* Dataset entries *
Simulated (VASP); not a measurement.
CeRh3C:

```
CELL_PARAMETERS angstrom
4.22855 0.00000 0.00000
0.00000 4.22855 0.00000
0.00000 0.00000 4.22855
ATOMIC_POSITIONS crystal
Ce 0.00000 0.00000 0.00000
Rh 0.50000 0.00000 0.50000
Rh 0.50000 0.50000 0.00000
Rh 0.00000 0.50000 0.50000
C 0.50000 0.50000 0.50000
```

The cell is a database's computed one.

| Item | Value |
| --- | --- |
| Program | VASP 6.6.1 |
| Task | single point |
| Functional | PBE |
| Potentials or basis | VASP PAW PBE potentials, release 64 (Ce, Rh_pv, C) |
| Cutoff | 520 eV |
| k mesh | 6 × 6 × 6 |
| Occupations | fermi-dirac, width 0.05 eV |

* Brief *
Without changing a word, restate the whole listing.

* Written solution *
Simulated (VASP); not a measurement.
CeRh3C:

```
CELL_PARAMETERS angstrom
4.22855 0.00000 0.00000
0.00000 4.22855 0.00000
0.00000 0.00000 4.22855
ATOMIC_POSITIONS crystal
Ce 0.00000 0.00000 0.00000
Rh 0.50000 0.00000 0.50000
Rh 0.50000 0.50000 0.00000
Rh 0.00000 0.50000 0.50000
C 0.50000 0.50000 0.50000
```

The cell is a database's computed one.

| Item | Value |
| --- | --- |
| Program | VASP 6.6.1 |
| Task | single point |
| Functional | PBE |
| Potentials or basis | VASP PAW PBE potentials, release 64 (Ce, Rh_pv, C) |
| Cutoff | 520 eV |
| k mesh | 6 × 6 × 6 |
| Occupations | fermi-dirac, width 0.05 eV |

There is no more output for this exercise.